------------------------------------------------------------------------

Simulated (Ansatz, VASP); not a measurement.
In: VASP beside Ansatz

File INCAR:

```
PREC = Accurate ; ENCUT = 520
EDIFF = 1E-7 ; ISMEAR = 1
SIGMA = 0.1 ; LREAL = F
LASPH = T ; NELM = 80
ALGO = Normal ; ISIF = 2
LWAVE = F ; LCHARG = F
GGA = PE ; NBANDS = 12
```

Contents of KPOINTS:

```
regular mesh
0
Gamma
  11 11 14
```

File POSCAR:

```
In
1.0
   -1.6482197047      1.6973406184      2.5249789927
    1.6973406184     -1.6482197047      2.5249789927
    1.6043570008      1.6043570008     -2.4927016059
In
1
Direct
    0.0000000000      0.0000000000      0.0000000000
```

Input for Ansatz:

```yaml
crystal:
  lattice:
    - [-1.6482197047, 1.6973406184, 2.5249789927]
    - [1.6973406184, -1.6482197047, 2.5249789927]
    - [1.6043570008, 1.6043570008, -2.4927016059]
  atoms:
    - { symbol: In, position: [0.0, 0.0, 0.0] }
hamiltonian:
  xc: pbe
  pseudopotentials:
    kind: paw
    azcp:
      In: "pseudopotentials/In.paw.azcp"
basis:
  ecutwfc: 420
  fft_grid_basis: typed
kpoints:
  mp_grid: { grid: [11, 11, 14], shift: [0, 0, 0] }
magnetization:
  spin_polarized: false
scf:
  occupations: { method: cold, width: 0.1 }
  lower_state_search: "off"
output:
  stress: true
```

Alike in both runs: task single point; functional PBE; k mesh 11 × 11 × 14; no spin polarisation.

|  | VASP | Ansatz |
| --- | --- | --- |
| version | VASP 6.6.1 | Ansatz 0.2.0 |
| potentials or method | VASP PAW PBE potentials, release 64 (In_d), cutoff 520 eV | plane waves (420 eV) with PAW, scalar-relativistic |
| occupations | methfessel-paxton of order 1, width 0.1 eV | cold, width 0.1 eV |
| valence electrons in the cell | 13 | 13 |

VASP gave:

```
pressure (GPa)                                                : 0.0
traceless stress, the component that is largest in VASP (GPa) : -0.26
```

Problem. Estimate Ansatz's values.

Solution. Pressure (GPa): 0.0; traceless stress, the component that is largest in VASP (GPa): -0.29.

------------------------------------------------------------------------

■ **Work item**: Using the data above, reproduce exactly the lines from the line that contains "VASP | Ansatz |" through the line that contains "PAW, scalar-relativistic |", including both.

■ **Worked solution**:
|  | VASP | Ansatz |
| --- | --- | --- |
| version | VASP 6.6.1 | Ansatz 0.2.0 |
| potentials or method | VASP PAW PBE potentials, release 64 (In_d), cutoff 520 eV | plane waves (420 eV) with PAW, scalar-relativistic |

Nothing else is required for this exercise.